◆ Brief
After finding the line with "- Potentials or" in the data below, set down exactly each line through the one with "- Dipole correction: no", inclusive, and stop there.

* * * *

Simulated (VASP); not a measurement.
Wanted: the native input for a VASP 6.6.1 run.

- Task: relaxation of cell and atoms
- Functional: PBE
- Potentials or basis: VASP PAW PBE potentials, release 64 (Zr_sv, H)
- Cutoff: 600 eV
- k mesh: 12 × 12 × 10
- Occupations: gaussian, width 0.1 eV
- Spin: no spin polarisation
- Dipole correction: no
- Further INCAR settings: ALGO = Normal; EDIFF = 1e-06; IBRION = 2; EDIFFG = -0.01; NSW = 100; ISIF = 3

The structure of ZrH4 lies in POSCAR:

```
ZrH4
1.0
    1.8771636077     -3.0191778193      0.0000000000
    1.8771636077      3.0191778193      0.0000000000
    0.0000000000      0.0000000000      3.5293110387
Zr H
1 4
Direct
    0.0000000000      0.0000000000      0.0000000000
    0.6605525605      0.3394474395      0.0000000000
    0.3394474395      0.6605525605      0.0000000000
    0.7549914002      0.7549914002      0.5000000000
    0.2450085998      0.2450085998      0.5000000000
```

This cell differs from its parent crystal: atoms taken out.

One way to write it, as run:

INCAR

* * * *

◆ Exercise solution
- Potentials or basis: VASP PAW PBE potentials, release 64 (Zr_sv, H)
- Cutoff: 600 eV
- k mesh: 12 × 12 × 10
- Occupations: gaussian, width 0.1 eV
- Spin: no spin polarisation
- Dipole correction: no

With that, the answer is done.